Assigned task — Return every line of the listing exactly as written.

[Start of section]

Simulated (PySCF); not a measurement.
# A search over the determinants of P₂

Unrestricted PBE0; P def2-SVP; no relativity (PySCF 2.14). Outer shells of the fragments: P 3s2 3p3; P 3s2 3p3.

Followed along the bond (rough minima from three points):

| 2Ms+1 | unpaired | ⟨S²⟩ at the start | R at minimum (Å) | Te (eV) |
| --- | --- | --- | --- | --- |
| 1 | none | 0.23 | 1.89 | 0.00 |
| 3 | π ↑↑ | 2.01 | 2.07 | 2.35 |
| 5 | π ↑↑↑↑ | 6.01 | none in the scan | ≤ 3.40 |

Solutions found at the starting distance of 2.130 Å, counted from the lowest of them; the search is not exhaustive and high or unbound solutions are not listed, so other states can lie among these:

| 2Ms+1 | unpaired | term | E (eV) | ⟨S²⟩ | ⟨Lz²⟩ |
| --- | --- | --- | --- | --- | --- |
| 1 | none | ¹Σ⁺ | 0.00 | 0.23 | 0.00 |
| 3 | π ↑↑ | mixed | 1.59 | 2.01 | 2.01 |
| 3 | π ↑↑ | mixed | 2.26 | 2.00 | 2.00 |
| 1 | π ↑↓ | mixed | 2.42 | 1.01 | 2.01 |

[End of section]

Task answer —
Simulated (PySCF); not a measurement.
# A search over the determinants of P₂

Unrestricted PBE0; P def2-SVP; no relativity (PySCF 2.14). Outer shells of the fragments: P 3s2 3p3; P 3s2 3p3.

Followed along the bond (rough minima from three points):

| 2Ms+1 | unpaired | ⟨S²⟩ at the start | R at minimum (Å) | Te (eV) |
| --- | --- | --- | --- | --- |
| 1 | none | 0.23 | 1.89 | 0.00 |
| 3 | π ↑↑ | 2.01 | 2.07 | 2.35 |
| 5 | π ↑↑↑↑ | 6.01 | none in the scan | ≤ 3.40 |

Solutions found at the starting distance of 2.130 Å, counted from the lowest of them; the search is not exhaustive and high or unbound solutions are not listed, so other states can lie among these:

| 2Ms+1 | unpaired | term | E (eV) | ⟨S²⟩ | ⟨Lz²⟩ |
| --- | --- | --- | --- | --- | --- |
| 1 | none | ¹Σ⁺ | 0.00 | 0.23 | 0.00 |
| 3 | π ↑↑ | mixed | 1.59 | 2.01 | 2.01 |
| 3 | π ↑↑ | mixed | 2.26 | 2.00 | 2.00 |
| 1 | π ↑↓ | mixed | 2.42 | 1.01 | 2.01 |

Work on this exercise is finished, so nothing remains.